> Work item
Once you have located the line containing "of these coordinates." in the material below, return it exactly along with each line after it through the line containing "-7.9 | -14.6 |".

▬▬▬▬▬▬

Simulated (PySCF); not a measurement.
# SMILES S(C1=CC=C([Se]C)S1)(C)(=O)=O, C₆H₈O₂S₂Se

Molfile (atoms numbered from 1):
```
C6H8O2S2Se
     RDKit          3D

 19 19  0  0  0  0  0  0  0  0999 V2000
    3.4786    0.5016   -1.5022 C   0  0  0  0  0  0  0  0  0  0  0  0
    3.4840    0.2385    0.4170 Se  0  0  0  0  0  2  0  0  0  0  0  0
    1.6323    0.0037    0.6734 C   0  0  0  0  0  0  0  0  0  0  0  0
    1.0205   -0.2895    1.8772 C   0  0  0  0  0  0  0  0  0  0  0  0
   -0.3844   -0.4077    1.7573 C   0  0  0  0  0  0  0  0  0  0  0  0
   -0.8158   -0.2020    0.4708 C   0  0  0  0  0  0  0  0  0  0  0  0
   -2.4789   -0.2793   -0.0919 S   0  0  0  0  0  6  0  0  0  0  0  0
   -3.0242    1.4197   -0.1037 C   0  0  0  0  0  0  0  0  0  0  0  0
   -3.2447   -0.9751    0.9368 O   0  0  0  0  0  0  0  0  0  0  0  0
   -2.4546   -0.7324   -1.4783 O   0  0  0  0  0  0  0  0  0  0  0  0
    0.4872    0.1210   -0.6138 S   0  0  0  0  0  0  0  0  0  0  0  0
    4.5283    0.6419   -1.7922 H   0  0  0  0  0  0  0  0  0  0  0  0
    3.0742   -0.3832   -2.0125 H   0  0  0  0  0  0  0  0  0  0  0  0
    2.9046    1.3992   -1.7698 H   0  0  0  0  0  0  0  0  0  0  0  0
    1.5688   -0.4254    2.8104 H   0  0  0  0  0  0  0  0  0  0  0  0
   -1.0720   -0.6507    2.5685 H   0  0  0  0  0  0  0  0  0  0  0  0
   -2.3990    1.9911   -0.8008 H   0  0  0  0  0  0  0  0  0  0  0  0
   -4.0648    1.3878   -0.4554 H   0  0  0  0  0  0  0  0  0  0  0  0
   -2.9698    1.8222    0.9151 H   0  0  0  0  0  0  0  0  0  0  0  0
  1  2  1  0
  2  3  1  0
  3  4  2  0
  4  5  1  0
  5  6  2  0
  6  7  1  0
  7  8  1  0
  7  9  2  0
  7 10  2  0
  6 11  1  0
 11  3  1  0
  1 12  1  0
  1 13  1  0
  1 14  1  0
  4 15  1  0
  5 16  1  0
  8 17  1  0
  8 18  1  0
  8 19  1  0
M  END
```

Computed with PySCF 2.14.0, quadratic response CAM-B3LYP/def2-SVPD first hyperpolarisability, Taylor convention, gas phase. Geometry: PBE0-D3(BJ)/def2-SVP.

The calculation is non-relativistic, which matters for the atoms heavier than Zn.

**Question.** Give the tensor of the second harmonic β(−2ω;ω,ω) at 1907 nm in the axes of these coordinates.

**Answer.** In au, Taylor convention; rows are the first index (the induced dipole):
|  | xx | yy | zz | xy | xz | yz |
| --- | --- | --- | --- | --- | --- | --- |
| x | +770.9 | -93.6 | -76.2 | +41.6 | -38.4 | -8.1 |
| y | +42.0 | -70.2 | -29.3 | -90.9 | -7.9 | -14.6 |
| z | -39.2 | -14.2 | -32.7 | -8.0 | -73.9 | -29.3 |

▬▬▬▬▬▬

> Expected answer
**Question.** Give the tensor of the second harmonic β(−2ω;ω,ω) at 1907 nm in the axes of these coordinates.

**Answer.** In au, Taylor convention; rows are the first index (the induced dipole):
|  | xx | yy | zz | xy | xz | yz |
| --- | --- | --- | --- | --- | --- | --- |
| x | +770.9 | -93.6 | -76.2 | +41.6 | -38.4 | -8.1 |
| y | +42.0 | -70.2 | -29.3 | -90.9 | -7.9 | -14.6 |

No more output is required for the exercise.